SOURCE DATA —
-.-.-

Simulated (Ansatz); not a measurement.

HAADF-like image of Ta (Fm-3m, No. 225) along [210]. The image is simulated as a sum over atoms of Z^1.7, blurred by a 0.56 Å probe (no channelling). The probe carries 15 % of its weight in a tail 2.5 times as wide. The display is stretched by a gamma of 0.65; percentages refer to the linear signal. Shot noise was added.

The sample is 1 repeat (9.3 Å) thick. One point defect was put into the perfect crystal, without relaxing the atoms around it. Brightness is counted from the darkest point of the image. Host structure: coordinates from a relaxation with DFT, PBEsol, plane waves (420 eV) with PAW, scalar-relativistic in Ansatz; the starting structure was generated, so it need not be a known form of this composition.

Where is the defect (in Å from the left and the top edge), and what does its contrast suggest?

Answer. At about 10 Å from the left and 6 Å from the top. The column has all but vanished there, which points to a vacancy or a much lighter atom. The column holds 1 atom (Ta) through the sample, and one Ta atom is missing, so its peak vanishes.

-.-.-

All that belongs in your answer is the stretch of entries above from the line with "HAADF-like image of" through the line with "Where is the", printed exactly.

HAADF-like image of Ta (Fm-3m, No. 225) along [210]. The image is simulated as a sum over atoms of Z^1.7, blurred by a 0.56 Å probe (no channelling). The probe carries 15 % of its weight in a tail 2.5 times as wide. The display is stretched by a gamma of 0.65; percentages refer to the linear signal. Shot noise was added.

The sample is 1 repeat (9.3 Å) thick. One point defect was put into the perfect crystal, without relaxing the atoms around it. Brightness is counted from the darkest point of the image. Host structure: coordinates from a relaxation with DFT, PBEsol, plane waves (420 eV) with PAW, scalar-relativistic in Ansatz; the starting structure was generated, so it need not be a known form of this composition.

Where is the defect (in Å from the left and the top edge), and what does its contrast suggest?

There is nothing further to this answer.